> _Work request_:
For this exercise, repeat the listing below from its first line through the line containing "The input as", exactly as written.

> _Provided records_:
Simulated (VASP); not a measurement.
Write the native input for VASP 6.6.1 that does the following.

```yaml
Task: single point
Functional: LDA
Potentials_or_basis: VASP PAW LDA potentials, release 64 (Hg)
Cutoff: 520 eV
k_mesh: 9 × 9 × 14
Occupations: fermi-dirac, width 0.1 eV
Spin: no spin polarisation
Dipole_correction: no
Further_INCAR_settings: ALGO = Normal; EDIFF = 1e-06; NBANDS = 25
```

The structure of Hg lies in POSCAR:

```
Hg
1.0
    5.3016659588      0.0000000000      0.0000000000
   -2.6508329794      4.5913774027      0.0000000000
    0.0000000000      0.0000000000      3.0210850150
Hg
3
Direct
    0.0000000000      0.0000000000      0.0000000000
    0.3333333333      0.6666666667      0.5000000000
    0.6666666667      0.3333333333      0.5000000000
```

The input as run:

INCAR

> _Response box_:
Simulated (VASP); not a measurement.
Write the native input for VASP 6.6.1 that does the following.

```yaml
Task: single point
Functional: LDA
Potentials_or_basis: VASP PAW LDA potentials, release 64 (Hg)
Cutoff: 520 eV
k_mesh: 9 × 9 × 14
Occupations: fermi-dirac, width 0.1 eV
Spin: no spin polarisation
Dipole_correction: no
Further_INCAR_settings: ALGO = Normal; EDIFF = 1e-06; NBANDS = 25
```

The structure of Hg lies in POSCAR:

```
Hg
1.0
    5.3016659588      0.0000000000      0.0000000000
   -2.6508329794      4.5913774027      0.0000000000
    0.0000000000      0.0000000000      3.0210850150
Hg
3
Direct
    0.0000000000      0.0000000000      0.0000000000
    0.3333333333      0.6666666667      0.5000000000
    0.6666666667      0.3333333333      0.5000000000
```

The input as run:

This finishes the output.